### DATA PROVIDED
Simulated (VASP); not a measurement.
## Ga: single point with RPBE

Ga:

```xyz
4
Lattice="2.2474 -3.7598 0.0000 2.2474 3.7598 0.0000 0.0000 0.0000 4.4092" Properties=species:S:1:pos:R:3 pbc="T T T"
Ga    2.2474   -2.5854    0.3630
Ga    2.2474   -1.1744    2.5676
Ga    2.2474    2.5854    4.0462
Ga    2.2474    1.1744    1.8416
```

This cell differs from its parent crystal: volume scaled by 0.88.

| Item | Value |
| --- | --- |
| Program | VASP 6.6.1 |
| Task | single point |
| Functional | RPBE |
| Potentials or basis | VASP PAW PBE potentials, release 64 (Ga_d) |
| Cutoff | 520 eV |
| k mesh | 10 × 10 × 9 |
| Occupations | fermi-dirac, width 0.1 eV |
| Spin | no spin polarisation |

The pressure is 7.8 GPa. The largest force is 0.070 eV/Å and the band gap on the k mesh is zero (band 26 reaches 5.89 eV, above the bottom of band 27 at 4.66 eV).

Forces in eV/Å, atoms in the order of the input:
######

- REQUIRED ACTION:
Could you reproduce every entry above exactly as written?

- YOUR SOLUTION:
Simulated (VASP); not a measurement.
## Ga: single point with RPBE

Ga:

```xyz
4
Lattice="2.2474 -3.7598 0.0000 2.2474 3.7598 0.0000 0.0000 0.0000 4.4092" Properties=species:S:1:pos:R:3 pbc="T T T"
Ga    2.2474   -2.5854    0.3630
Ga    2.2474   -1.1744    2.5676
Ga    2.2474    2.5854    4.0462
Ga    2.2474    1.1744    1.8416
```

This cell differs from its parent crystal: volume scaled by 0.88.

| Item | Value |
| --- | --- |
| Program | VASP 6.6.1 |
| Task | single point |
| Functional | RPBE |
| Potentials or basis | VASP PAW PBE potentials, release 64 (Ga_d) |
| Cutoff | 520 eV |
| k mesh | 10 × 10 × 9 |
| Occupations | fermi-dirac, width 0.1 eV |
| Spin | no spin polarisation |

The pressure is 7.8 GPa. The largest force is 0.070 eV/Å and the band gap on the k mesh is zero (band 26 reaches 5.89 eV, above the bottom of band 27 at 4.66 eV).

Forces in eV/Å, atoms in the order of the input:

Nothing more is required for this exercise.